WORK ITEM: Return the complete listing that follows, with each line reproduced exactly.

DATA EXTRACTS:
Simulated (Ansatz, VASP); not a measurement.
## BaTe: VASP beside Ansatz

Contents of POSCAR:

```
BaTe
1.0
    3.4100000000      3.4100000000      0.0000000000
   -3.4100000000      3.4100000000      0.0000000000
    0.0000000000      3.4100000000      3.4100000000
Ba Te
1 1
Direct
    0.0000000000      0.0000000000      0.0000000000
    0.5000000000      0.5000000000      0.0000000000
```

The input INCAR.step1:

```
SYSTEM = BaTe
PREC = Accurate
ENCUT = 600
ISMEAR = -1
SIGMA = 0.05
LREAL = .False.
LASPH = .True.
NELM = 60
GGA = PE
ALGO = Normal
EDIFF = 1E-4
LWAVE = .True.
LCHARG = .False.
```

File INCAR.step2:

TASK SOLUTION:
Simulated (Ansatz, VASP); not a measurement.
## BaTe: VASP beside Ansatz

Contents of POSCAR:

```
BaTe
1.0
    3.4100000000      3.4100000000      0.0000000000
   -3.4100000000      3.4100000000      0.0000000000
    0.0000000000      3.4100000000      3.4100000000
Ba Te
1 1
Direct
    0.0000000000      0.0000000000      0.0000000000
    0.5000000000      0.5000000000      0.0000000000
```

The input INCAR.step1:

```
SYSTEM = BaTe
PREC = Accurate
ENCUT = 600
ISMEAR = -1
SIGMA = 0.05
LREAL = .False.
LASPH = .True.
NELM = 60
GGA = PE
ALGO = Normal
EDIFF = 1E-4
LWAVE = .True.
LCHARG = .False.
```

File INCAR.step2:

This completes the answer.